Work instruction:
Only the lines from the top of the material through the line containing "and atoms |" should be restated, each one exactly.

Stored data:
======

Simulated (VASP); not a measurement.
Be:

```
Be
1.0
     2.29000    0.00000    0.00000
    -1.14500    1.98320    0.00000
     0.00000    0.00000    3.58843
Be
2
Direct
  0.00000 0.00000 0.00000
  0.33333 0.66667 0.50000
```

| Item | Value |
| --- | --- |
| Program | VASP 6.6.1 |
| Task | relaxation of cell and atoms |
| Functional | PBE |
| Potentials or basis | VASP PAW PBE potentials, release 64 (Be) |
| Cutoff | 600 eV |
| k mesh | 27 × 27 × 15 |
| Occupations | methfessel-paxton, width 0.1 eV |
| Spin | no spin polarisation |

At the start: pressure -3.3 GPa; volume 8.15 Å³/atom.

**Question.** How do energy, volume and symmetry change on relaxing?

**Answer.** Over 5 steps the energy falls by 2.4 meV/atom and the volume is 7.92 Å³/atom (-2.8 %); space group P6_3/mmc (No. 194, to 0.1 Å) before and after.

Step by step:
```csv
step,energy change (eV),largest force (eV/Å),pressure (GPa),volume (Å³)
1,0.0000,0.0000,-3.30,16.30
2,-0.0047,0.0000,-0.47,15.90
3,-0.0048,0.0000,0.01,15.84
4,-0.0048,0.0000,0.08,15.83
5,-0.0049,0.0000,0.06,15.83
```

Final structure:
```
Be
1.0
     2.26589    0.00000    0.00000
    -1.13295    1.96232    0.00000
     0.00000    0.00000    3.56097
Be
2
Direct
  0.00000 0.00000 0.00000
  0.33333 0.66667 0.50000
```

======

Answer box:
Simulated (VASP); not a measurement.
Be:

```
Be
1.0
     2.29000    0.00000    0.00000
    -1.14500    1.98320    0.00000
     0.00000    0.00000    3.58843
Be
2
Direct
  0.00000 0.00000 0.00000
  0.33333 0.66667 0.50000
```

| Item | Value |
| --- | --- |
| Program | VASP 6.6.1 |
| Task | relaxation of cell and atoms |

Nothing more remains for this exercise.